**Provided material**
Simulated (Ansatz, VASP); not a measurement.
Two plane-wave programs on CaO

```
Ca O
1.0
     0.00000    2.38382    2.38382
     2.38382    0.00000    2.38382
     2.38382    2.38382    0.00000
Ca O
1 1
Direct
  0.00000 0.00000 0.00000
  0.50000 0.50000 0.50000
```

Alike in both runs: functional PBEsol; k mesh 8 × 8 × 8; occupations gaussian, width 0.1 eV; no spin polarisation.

**Work item**
Set the whole listing down again so that it matches the original exactly.

**Task output**
Simulated (Ansatz, VASP); not a measurement.
Two plane-wave programs on CaO

```
Ca O
1.0
     0.00000    2.38382    2.38382
     2.38382    0.00000    2.38382
     2.38382    2.38382    0.00000
Ca O
1 1
Direct
  0.00000 0.00000 0.00000
  0.50000 0.50000 0.50000
```

Alike in both runs: functional PBEsol; k mesh 8 × 8 × 8; occupations gaussian, width 0.1 eV; no spin polarisation.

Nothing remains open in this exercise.